STORED DATA:
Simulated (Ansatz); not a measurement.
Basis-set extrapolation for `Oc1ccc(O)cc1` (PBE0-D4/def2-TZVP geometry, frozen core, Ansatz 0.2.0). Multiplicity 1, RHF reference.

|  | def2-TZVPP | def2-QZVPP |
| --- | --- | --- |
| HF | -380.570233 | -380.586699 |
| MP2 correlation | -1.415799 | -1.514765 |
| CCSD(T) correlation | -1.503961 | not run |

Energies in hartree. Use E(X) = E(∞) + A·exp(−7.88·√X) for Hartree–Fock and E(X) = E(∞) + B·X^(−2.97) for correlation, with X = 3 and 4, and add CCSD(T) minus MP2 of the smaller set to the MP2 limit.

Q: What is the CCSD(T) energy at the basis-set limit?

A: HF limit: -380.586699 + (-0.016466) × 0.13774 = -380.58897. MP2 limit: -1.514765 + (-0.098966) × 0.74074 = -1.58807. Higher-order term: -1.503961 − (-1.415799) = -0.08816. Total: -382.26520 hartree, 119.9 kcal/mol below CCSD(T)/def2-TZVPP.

ASSIGNED TASK: Please restate the records word for word. Go from the first line to the line with "Q: What is the" and include both.

EXERCISE OUTPUT:
Simulated (Ansatz); not a measurement.
Basis-set extrapolation for `Oc1ccc(O)cc1` (PBE0-D4/def2-TZVP geometry, frozen core, Ansatz 0.2.0). Multiplicity 1, RHF reference.

|  | def2-TZVPP | def2-QZVPP |
| --- | --- | --- |
| HF | -380.570233 | -380.586699 |
| MP2 correlation | -1.415799 | -1.514765 |
| CCSD(T) correlation | -1.503961 | not run |

Energies in hartree. Use E(X) = E(∞) + A·exp(−7.88·√X) for Hartree–Fock and E(X) = E(∞) + B·X^(−2.97) for correlation, with X = 3 and 4, and add CCSD(T) minus MP2 of the smaller set to the MP2 limit.

Q: What is the CCSD(T) energy at the basis-set limit?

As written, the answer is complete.